-*-*-

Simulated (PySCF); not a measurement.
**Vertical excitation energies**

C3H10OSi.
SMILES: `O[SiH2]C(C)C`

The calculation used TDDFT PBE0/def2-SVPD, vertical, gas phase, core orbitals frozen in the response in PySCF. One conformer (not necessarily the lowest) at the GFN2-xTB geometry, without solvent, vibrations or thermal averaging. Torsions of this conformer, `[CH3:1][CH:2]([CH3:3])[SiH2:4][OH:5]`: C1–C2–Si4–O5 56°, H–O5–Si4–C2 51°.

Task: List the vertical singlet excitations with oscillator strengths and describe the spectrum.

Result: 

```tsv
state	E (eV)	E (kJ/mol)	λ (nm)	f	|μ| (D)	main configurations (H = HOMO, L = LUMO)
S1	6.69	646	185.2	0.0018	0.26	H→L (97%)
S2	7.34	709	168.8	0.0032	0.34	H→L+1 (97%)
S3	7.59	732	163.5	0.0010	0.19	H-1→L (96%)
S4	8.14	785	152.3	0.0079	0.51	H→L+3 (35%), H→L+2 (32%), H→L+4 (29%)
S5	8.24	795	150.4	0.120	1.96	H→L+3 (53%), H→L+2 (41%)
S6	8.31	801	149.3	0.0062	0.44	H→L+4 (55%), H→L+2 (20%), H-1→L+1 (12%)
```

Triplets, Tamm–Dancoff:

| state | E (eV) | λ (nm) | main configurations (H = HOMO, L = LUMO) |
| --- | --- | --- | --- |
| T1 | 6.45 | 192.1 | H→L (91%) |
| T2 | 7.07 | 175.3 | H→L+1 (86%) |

-*-*-

WORK TASK> Every line from the top of the material through the line containing "192.1 | H→L (91%) |" must be transcribed exactly, and no other line may appear.

EXPECTED ANSWER>
Simulated (PySCF); not a measurement.
**Vertical excitation energies**

C3H10OSi.
SMILES: `O[SiH2]C(C)C`

The calculation used TDDFT PBE0/def2-SVPD, vertical, gas phase, core orbitals frozen in the response in PySCF. One conformer (not necessarily the lowest) at the GFN2-xTB geometry, without solvent, vibrations or thermal averaging. Torsions of this conformer, `[CH3:1][CH:2]([CH3:3])[SiH2:4][OH:5]`: C1–C2–Si4–O5 56°, H–O5–Si4–C2 51°.

Task: List the vertical singlet excitations with oscillator strengths and describe the spectrum.

Result: 

```tsv
state	E (eV)	E (kJ/mol)	λ (nm)	f	|μ| (D)	main configurations (H = HOMO, L = LUMO)
S1	6.69	646	185.2	0.0018	0.26	H→L (97%)
S2	7.34	709	168.8	0.0032	0.34	H→L+1 (97%)
S3	7.59	732	163.5	0.0010	0.19	H-1→L (96%)
S4	8.14	785	152.3	0.0079	0.51	H→L+3 (35%), H→L+2 (32%), H→L+4 (29%)
S5	8.24	795	150.4	0.120	1.96	H→L+3 (53%), H→L+2 (41%)
S6	8.31	801	149.3	0.0062	0.44	H→L+4 (55%), H→L+2 (20%), H-1→L+1 (12%)
```

Triplets, Tamm–Dancoff:

| state | E (eV) | λ (nm) | main configurations (H = HOMO, L = LUMO) |
| --- | --- | --- | --- |
| T1 | 6.45 | 192.1 | H→L (91%) |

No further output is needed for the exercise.